- WORK ITEM: From the first line of the entries below, reproduce everything exactly through the line with "Now apply this", and nothing more.

--------------------
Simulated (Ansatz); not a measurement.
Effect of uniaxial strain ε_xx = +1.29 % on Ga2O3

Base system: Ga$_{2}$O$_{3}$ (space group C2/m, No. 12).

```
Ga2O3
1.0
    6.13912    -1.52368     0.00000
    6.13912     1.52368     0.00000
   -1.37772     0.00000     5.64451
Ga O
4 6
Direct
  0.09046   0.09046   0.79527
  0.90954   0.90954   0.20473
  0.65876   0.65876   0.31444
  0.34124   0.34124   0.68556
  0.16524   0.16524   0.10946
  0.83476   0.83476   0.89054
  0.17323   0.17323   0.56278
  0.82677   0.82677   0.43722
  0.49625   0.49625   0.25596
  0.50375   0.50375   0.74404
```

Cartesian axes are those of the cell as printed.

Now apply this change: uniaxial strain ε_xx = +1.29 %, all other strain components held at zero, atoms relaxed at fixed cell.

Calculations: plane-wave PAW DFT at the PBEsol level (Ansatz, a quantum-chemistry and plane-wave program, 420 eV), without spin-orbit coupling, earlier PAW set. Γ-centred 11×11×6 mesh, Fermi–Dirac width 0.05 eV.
--------------------

- EXERCISE ANSWER:
Simulated (Ansatz); not a measurement.
Effect of uniaxial strain ε_xx = +1.29 % on Ga2O3

Base system: Ga$_{2}$O$_{3}$ (space group C2/m, No. 12).

```
Ga2O3
1.0
    6.13912    -1.52368     0.00000
    6.13912     1.52368     0.00000
   -1.37772     0.00000     5.64451
Ga O
4 6
Direct
  0.09046   0.09046   0.79527
  0.90954   0.90954   0.20473
  0.65876   0.65876   0.31444
  0.34124   0.34124   0.68556
  0.16524   0.16524   0.10946
  0.83476   0.83476   0.89054
  0.17323   0.17323   0.56278
  0.82677   0.82677   0.43722
  0.49625   0.49625   0.25596
  0.50375   0.50375   0.74404
```

Cartesian axes are those of the cell as printed.

Now apply this change: uniaxial strain ε_xx = +1.29 %, all other strain components held at zero, atoms relaxed at fixed cell.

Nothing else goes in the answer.